Exercise — Transcribe exactly the span of lines that begins the records and ends with the line holding "Wanted: the complex", both boundary lines included.

Information provided —
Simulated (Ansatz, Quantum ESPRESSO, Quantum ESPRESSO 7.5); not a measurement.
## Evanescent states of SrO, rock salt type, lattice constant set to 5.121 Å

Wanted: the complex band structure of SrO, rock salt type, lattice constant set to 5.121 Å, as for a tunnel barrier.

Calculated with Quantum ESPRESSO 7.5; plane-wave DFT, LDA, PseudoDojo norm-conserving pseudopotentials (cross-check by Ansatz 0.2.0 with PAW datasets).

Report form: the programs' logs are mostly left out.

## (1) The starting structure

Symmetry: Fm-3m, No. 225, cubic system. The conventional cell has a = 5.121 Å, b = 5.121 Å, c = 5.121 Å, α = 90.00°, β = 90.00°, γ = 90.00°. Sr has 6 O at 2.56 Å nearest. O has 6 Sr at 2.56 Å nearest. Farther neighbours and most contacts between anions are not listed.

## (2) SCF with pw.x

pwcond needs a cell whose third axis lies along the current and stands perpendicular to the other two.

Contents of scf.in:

Task result —
Simulated (Ansatz, Quantum ESPRESSO, Quantum ESPRESSO 7.5); not a measurement.
## Evanescent states of SrO, rock salt type, lattice constant set to 5.121 Å

Wanted: the complex band structure of SrO, rock salt type, lattice constant set to 5.121 Å, as for a tunnel barrier.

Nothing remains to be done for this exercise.